#### [Work order]
Could you set down every record exactly as it appears?

Start of Data under study
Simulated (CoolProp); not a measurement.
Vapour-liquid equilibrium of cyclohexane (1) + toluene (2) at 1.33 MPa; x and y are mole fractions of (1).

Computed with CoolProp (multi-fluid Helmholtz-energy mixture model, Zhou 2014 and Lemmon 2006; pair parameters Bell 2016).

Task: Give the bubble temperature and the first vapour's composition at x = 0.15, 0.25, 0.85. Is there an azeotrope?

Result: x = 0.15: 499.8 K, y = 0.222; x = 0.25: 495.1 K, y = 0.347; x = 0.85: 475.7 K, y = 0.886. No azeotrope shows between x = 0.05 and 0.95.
End of Data under study

#### [Written solution]
Simulated (CoolProp); not a measurement.
Vapour-liquid equilibrium of cyclohexane (1) + toluene (2) at 1.33 MPa; x and y are mole fractions of (1).

Computed with CoolProp (multi-fluid Helmholtz-energy mixture model, Zhou 2014 and Lemmon 2006; pair parameters Bell 2016).

Task: Give the bubble temperature and the first vapour's composition at x = 0.15, 0.25, 0.85. Is there an azeotrope?

Result: x = 0.15: 499.8 K, y = 0.222; x = 0.25: 495.1 K, y = 0.347; x = 0.85: 475.7 K, y = 0.886. No azeotrope shows between x = 0.05 and 0.95.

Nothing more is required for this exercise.